GIVEN DATA:
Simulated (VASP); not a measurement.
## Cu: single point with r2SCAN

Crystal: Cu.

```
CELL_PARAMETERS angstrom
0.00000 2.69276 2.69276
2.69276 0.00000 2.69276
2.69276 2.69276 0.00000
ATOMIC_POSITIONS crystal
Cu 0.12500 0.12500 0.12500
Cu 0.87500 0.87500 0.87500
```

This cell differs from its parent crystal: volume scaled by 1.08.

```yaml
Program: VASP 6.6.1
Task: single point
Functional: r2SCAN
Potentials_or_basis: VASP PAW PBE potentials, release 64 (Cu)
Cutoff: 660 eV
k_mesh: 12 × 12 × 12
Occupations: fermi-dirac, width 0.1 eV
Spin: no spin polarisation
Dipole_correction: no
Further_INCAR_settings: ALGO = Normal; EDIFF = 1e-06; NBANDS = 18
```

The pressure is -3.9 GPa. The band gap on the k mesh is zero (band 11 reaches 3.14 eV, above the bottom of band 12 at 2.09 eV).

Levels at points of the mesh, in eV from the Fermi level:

ASSIGNMENT: Write out the whole listing exactly.

RESULT:
Simulated (VASP); not a measurement.
## Cu: single point with r2SCAN

Crystal: Cu.

```
CELL_PARAMETERS angstrom
0.00000 2.69276 2.69276
2.69276 0.00000 2.69276
2.69276 2.69276 0.00000
ATOMIC_POSITIONS crystal
Cu 0.12500 0.12500 0.12500
Cu 0.87500 0.87500 0.87500
```

This cell differs from its parent crystal: volume scaled by 1.08.

```yaml
Program: VASP 6.6.1
Task: single point
Functional: r2SCAN
Potentials_or_basis: VASP PAW PBE potentials, release 64 (Cu)
Cutoff: 660 eV
k_mesh: 12 × 12 × 12
Occupations: fermi-dirac, width 0.1 eV
Spin: no spin polarisation
Dipole_correction: no
Further_INCAR_settings: ALGO = Normal; EDIFF = 1e-06; NBANDS = 18
```

The pressure is -3.9 GPa. The band gap on the k mesh is zero (band 11 reaches 3.14 eV, above the bottom of band 12 at 2.09 eV).

Levels at points of the mesh, in eV from the Fermi level:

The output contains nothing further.